- [WORK INSTRUCTION]:
The answer must be an exact reproduction of the lines from the start of the records below through the line containing "the lower edge).*", and nothing more.

- [GIVEN INFORMATION]:
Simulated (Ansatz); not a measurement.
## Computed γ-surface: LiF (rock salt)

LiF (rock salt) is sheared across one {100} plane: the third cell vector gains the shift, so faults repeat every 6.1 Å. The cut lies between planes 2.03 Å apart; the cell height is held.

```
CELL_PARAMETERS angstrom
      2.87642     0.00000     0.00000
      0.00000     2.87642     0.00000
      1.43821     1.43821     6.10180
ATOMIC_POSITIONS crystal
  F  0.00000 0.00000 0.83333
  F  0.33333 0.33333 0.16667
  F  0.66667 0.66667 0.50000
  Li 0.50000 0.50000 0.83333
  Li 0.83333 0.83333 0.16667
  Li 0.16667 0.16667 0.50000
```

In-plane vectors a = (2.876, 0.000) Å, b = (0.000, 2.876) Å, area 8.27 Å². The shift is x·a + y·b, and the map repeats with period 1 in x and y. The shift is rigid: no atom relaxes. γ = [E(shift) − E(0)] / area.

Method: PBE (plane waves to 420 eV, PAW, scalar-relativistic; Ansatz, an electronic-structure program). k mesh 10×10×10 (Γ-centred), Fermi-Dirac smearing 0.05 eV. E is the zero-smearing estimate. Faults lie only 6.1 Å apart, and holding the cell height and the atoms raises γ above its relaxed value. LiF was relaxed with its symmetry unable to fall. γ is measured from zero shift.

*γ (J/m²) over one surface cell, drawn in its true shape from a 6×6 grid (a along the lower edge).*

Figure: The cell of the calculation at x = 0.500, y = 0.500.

- [EXERCISE ANSWER]:
Simulated (Ansatz); not a measurement.
## Computed γ-surface: LiF (rock salt)

LiF (rock salt) is sheared across one {100} plane: the third cell vector gains the shift, so faults repeat every 6.1 Å. The cut lies between planes 2.03 Å apart; the cell height is held.

```
CELL_PARAMETERS angstrom
      2.87642     0.00000     0.00000
      0.00000     2.87642     0.00000
      1.43821     1.43821     6.10180
ATOMIC_POSITIONS crystal
  F  0.00000 0.00000 0.83333
  F  0.33333 0.33333 0.16667
  F  0.66667 0.66667 0.50000
  Li 0.50000 0.50000 0.83333
  Li 0.83333 0.83333 0.16667
  Li 0.16667 0.16667 0.50000
```

In-plane vectors a = (2.876, 0.000) Å, b = (0.000, 2.876) Å, area 8.27 Å². The shift is x·a + y·b, and the map repeats with period 1 in x and y. The shift is rigid: no atom relaxes. γ = [E(shift) − E(0)] / area.

Method: PBE (plane waves to 420 eV, PAW, scalar-relativistic; Ansatz, an electronic-structure program). k mesh 10×10×10 (Γ-centred), Fermi-Dirac smearing 0.05 eV. E is the zero-smearing estimate. Faults lie only 6.1 Å apart, and holding the cell height and the atoms raises γ above its relaxed value. LiF was relaxed with its symmetry unable to fall. γ is measured from zero shift.

*γ (J/m²) over one surface cell, drawn in its true shape from a 6×6 grid (a along the lower edge).*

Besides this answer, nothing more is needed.